*** Opening of Extracted records ***

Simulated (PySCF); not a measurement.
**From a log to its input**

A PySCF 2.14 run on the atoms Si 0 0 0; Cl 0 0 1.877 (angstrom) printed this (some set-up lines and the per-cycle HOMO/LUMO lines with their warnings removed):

*** Close of Extracted records ***

**Brief**
The data above needs to be given again exactly, with no line left out.

**Written response**
Simulated (PySCF); not a measurement.
**From a log to its input**

A PySCF 2.14 run on the atoms Si 0 0 0; Cl 0 0 1.877 (angstrom) printed this (some set-up lines and the per-cycle HOMO/LUMO lines with their warnings removed):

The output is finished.